SUPPLIED RECORDS
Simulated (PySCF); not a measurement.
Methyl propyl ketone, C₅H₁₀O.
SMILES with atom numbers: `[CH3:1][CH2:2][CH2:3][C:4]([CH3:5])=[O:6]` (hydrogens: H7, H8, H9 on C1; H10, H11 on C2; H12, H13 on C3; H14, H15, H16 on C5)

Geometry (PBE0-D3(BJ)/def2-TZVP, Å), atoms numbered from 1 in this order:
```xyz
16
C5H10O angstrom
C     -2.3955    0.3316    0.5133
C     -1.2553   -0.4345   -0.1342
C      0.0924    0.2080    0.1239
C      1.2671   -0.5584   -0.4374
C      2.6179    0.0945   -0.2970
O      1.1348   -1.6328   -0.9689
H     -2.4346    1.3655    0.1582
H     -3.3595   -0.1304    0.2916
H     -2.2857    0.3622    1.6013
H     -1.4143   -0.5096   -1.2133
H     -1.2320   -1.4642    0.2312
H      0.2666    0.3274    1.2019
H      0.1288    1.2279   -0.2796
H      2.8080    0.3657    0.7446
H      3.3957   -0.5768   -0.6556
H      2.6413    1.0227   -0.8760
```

REQUIRED ACTION
Every entry is to be restated word for word, with nothing dropped.

WRITTEN RESPONSE
Simulated (PySCF); not a measurement.
Methyl propyl ketone, C₅H₁₀O.
SMILES with atom numbers: `[CH3:1][CH2:2][CH2:3][C:4]([CH3:5])=[O:6]` (hydrogens: H7, H8, H9 on C1; H10, H11 on C2; H12, H13 on C3; H14, H15, H16 on C5)

Geometry (PBE0-D3(BJ)/def2-TZVP, Å), atoms numbered from 1 in this order:
```xyz
16
C5H10O angstrom
C     -2.3955    0.3316    0.5133
C     -1.2553   -0.4345   -0.1342
C      0.0924    0.2080    0.1239
C      1.2671   -0.5584   -0.4374
C      2.6179    0.0945   -0.2970
O      1.1348   -1.6328   -0.9689
H     -2.4346    1.3655    0.1582
H     -3.3595   -0.1304    0.2916
H     -2.2857    0.3622    1.6013
H     -1.4143   -0.5096   -1.2133
H     -1.2320   -1.4642    0.2312
H      0.2666    0.3274    1.2019
H      0.1288    1.2279   -0.2796
H      2.8080    0.3657    0.7446
H      3.3957   -0.5768   -0.6556
H      2.6413    1.0227   -0.8760
```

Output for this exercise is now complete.